#### ENTRIES SUPPLIED
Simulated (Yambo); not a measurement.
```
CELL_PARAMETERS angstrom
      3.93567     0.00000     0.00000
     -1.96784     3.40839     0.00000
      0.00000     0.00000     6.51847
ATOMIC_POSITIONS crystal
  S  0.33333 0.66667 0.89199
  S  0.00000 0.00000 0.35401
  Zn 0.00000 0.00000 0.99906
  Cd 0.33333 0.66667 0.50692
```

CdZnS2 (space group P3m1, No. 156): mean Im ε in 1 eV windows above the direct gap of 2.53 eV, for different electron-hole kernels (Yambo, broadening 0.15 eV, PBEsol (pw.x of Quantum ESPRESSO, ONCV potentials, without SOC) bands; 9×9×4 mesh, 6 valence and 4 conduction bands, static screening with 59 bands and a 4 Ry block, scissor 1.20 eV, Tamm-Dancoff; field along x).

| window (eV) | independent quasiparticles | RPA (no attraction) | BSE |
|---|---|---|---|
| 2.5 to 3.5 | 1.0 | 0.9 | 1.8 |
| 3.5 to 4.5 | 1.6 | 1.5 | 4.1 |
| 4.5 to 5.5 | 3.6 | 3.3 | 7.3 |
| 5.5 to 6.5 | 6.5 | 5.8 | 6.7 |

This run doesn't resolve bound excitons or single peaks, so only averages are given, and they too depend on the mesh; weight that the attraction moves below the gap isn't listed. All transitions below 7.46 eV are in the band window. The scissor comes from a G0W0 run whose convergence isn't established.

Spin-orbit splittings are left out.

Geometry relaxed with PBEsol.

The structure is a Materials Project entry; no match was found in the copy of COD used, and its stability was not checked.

#### WORK INSTRUCTION
When you retype the data above, start at its first line, stop after the line containing "Geometry relaxed with PBEsol.", and leave out everything else.

#### REPLY
Simulated (Yambo); not a measurement.
```
CELL_PARAMETERS angstrom
      3.93567     0.00000     0.00000
     -1.96784     3.40839     0.00000
      0.00000     0.00000     6.51847
ATOMIC_POSITIONS crystal
  S  0.33333 0.66667 0.89199
  S  0.00000 0.00000 0.35401
  Zn 0.00000 0.00000 0.99906
  Cd 0.33333 0.66667 0.50692
```

CdZnS2 (space group P3m1, No. 156): mean Im ε in 1 eV windows above the direct gap of 2.53 eV, for different electron-hole kernels (Yambo, broadening 0.15 eV, PBEsol (pw.x of Quantum ESPRESSO, ONCV potentials, without SOC) bands; 9×9×4 mesh, 6 valence and 4 conduction bands, static screening with 59 bands and a 4 Ry block, scissor 1.20 eV, Tamm-Dancoff; field along x).

| window (eV) | independent quasiparticles | RPA (no attraction) | BSE |
|---|---|---|---|
| 2.5 to 3.5 | 1.0 | 0.9 | 1.8 |
| 3.5 to 4.5 | 1.6 | 1.5 | 4.1 |
| 4.5 to 5.5 | 3.6 | 3.3 | 7.3 |
| 5.5 to 6.5 | 6.5 | 5.8 | 6.7 |

This run doesn't resolve bound excitons or single peaks, so only averages are given, and they too depend on the mesh; weight that the attraction moves below the gap isn't listed. All transitions below 7.46 eV are in the band window. The scissor comes from a G0W0 run whose convergence isn't established.

Spin-orbit splittings are left out.

Geometry relaxed with PBEsol.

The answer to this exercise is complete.